• [Task item]: Your output should be the listing itself, repeated exactly.

-- Opening Marker --

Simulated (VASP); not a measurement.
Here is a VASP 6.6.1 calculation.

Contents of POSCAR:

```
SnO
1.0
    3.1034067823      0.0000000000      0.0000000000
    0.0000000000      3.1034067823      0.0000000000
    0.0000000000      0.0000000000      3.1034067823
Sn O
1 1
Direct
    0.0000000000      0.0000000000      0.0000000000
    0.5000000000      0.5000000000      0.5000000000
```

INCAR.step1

-- Closing Marker --

• [Answer area]:
Simulated (VASP); not a measurement.
Here is a VASP 6.6.1 calculation.

Contents of POSCAR:

```
SnO
1.0
    3.1034067823      0.0000000000      0.0000000000
    0.0000000000      3.1034067823      0.0000000000
    0.0000000000      0.0000000000      3.1034067823
Sn O
1 1
Direct
    0.0000000000      0.0000000000      0.0000000000
    0.5000000000      0.5000000000      0.5000000000
```

INCAR.step1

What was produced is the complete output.